§ WORK INSTRUCTION:
Print every record exactly, omitting none.

-------

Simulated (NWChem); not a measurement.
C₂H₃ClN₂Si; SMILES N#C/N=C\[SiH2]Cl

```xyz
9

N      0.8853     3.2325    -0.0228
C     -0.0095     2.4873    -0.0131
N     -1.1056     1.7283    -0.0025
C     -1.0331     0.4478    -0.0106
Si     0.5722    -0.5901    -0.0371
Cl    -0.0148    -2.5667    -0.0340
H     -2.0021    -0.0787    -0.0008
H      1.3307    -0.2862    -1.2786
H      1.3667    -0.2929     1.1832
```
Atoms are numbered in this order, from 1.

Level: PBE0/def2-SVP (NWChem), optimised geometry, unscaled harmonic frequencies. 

-------

§ TASK SOLUTION:
Simulated (NWChem); not a measurement.
C₂H₃ClN₂Si; SMILES N#C/N=C\[SiH2]Cl

```xyz
9

N      0.8853     3.2325    -0.0228
C     -0.0095     2.4873    -0.0131
N     -1.1056     1.7283    -0.0025
C     -1.0331     0.4478    -0.0106
Si     0.5722    -0.5901    -0.0371
Cl    -0.0148    -2.5667    -0.0340
H     -2.0021    -0.0787    -0.0008
H      1.3307    -0.2862    -1.2786
H      1.3667    -0.2929     1.1832
```
Atoms are numbered in this order, from 1.

Level: PBE0/def2-SVP (NWChem), optimised geometry, unscaled harmonic frequencies. 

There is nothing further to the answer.